> **Work task**
In the records below, the line with "This cell differs" opens the range and the line with "The input as" closes it; print that range exactly and nothing else.

> **Dataset records**
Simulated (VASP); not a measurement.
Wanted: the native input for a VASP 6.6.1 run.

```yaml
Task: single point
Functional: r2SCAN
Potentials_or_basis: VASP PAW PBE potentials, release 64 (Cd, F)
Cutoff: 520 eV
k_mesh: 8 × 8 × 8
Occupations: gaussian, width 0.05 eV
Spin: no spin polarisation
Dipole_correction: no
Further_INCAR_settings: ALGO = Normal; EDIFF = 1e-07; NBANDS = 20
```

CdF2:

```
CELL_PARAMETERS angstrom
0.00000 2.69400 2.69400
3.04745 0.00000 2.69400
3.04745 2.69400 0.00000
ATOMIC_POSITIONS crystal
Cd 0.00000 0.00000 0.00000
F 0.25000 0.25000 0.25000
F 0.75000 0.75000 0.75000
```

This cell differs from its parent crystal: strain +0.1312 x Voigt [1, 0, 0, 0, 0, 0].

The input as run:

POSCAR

> **Written answer**
This cell differs from its parent crystal: strain +0.1312 x Voigt [1, 0, 0, 0, 0, 0].

The input as run:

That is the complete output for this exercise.